Work order - Could you give the records below again exactly as they stand?

↓↓↓

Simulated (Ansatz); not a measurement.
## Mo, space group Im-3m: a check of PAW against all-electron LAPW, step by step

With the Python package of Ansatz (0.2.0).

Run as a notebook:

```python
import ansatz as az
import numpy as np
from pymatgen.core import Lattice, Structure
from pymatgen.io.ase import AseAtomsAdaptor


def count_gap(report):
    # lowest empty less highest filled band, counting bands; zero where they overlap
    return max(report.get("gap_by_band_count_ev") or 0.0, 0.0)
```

↑↑↑

Response -
Simulated (Ansatz); not a measurement.
## Mo, space group Im-3m: a check of PAW against all-electron LAPW, step by step

With the Python package of Ansatz (0.2.0).

Run as a notebook:

```python
import ansatz as az
import numpy as np
from pymatgen.core import Lattice, Structure
from pymatgen.io.ase import AseAtomsAdaptor


def count_gap(report):
    # lowest empty less highest filled band, counting bands; zero where they overlap
    return max(report.get("gap_by_band_count_ev") or 0.0, 0.0)
```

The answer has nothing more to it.